• _Dataset extract_:
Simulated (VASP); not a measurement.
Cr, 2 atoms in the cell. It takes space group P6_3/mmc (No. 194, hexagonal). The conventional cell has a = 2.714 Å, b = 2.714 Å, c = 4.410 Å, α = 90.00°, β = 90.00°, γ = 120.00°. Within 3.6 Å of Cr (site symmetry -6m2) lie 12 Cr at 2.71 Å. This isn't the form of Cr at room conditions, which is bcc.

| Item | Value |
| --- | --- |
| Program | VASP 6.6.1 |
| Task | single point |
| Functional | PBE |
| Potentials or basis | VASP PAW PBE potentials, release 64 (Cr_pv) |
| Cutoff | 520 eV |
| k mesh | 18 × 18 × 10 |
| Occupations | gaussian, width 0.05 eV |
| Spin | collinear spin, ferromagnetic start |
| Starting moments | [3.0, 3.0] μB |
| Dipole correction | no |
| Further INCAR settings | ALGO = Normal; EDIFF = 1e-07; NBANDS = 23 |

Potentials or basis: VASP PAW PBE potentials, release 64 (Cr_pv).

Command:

• _Brief_: Everything in the listing above should be printed again exactly.

• _Task solution_:
Simulated (VASP); not a measurement.
Cr, 2 atoms in the cell. It takes space group P6_3/mmc (No. 194, hexagonal). The conventional cell has a = 2.714 Å, b = 2.714 Å, c = 4.410 Å, α = 90.00°, β = 90.00°, γ = 120.00°. Within 3.6 Å of Cr (site symmetry -6m2) lie 12 Cr at 2.71 Å. This isn't the form of Cr at room conditions, which is bcc.

| Item | Value |
| --- | --- |
| Program | VASP 6.6.1 |
| Task | single point |
| Functional | PBE |
| Potentials or basis | VASP PAW PBE potentials, release 64 (Cr_pv) |
| Cutoff | 520 eV |
| k mesh | 18 × 18 × 10 |
| Occupations | gaussian, width 0.05 eV |
| Spin | collinear spin, ferromagnetic start |
| Starting moments | [3.0, 3.0] μB |
| Dipole correction | no |
| Further INCAR settings | ALGO = Normal; EDIFF = 1e-07; NBANDS = 23 |

Potentials or basis: VASP PAW PBE potentials, release 64 (Cr_pv).

Command:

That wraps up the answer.